(Beginning of The data)
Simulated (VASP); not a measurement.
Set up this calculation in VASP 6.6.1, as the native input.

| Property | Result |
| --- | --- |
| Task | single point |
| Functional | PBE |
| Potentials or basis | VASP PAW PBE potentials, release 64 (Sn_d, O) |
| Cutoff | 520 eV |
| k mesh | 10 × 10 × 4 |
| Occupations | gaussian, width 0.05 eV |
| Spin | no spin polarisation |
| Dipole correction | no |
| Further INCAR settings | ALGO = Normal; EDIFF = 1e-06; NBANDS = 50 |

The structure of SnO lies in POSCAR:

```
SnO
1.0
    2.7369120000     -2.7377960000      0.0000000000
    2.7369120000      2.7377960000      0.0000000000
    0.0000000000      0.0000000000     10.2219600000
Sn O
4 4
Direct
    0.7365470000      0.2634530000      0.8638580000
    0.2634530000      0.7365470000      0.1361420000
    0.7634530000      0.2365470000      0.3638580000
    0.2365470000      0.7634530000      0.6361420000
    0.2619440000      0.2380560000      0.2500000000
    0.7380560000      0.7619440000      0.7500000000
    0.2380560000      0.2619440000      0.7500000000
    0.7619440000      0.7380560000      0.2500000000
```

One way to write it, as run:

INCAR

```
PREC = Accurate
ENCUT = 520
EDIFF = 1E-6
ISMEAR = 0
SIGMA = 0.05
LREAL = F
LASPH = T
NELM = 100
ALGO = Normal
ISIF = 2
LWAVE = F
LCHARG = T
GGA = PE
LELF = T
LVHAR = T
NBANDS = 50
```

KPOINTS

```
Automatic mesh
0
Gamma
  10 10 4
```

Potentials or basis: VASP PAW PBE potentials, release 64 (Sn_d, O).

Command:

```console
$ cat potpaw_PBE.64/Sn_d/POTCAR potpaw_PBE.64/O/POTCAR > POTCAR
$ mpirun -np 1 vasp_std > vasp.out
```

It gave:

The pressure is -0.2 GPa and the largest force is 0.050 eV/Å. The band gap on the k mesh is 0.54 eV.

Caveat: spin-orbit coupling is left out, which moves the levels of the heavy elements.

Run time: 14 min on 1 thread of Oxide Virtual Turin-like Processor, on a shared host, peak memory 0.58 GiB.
(End of The data)

Repeat, exactly as they stand above, the lines from the line with "One way to write" to the line with "Caveat: spin-orbit coupling", both lines included.

One way to write it, as run:

INCAR

```
PREC = Accurate
ENCUT = 520
EDIFF = 1E-6
ISMEAR = 0
SIGMA = 0.05
LREAL = F
LASPH = T
NELM = 100
ALGO = Normal
ISIF = 2
LWAVE = F
LCHARG = T
GGA = PE
LELF = T
LVHAR = T
NBANDS = 50
```

KPOINTS

```
Automatic mesh
0
Gamma
  10 10 4
```

Potentials or basis: VASP PAW PBE potentials, release 64 (Sn_d, O).

Command:

```console
$ cat potpaw_PBE.64/Sn_d/POTCAR potpaw_PBE.64/O/POTCAR > POTCAR
$ mpirun -np 1 vasp_std > vasp.out
```

It gave:

The pressure is -0.2 GPa and the largest force is 0.050 eV/Å. The band gap on the k mesh is 0.54 eV.

Caveat: spin-orbit coupling is left out, which moves the levels of the heavy elements.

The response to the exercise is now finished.